• [Work order] Where the listing below reaches the line containing "Be, 2 atoms", start writing out lines exactly, and stop once the line containing "Potentials or basis: VASP" has been written.

--- START ---
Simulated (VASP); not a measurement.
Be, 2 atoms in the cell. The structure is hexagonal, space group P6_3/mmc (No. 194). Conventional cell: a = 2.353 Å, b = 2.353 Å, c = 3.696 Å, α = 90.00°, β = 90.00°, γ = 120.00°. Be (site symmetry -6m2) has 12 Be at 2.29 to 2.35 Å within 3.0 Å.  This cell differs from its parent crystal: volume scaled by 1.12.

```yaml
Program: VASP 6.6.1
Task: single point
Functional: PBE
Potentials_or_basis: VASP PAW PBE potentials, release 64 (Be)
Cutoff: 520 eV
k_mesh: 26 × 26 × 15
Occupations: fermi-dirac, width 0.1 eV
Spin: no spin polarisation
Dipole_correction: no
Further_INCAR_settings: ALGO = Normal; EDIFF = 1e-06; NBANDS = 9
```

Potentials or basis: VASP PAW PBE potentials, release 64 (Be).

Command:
--- END ---

• [Response]
Be, 2 atoms in the cell. The structure is hexagonal, space group P6_3/mmc (No. 194). Conventional cell: a = 2.353 Å, b = 2.353 Å, c = 3.696 Å, α = 90.00°, β = 90.00°, γ = 120.00°. Be (site symmetry -6m2) has 12 Be at 2.29 to 2.35 Å within 3.0 Å.  This cell differs from its parent crystal: volume scaled by 1.12.

```yaml
Program: VASP 6.6.1
Task: single point
Functional: PBE
Potentials_or_basis: VASP PAW PBE potentials, release 64 (Be)
Cutoff: 520 eV
k_mesh: 26 × 26 × 15
Occupations: fermi-dirac, width 0.1 eV
Spin: no spin polarisation
Dipole_correction: no
Further_INCAR_settings: ALGO = Normal; EDIFF = 1e-06; NBANDS = 9
```

Potentials or basis: VASP PAW PBE potentials, release 64 (Be).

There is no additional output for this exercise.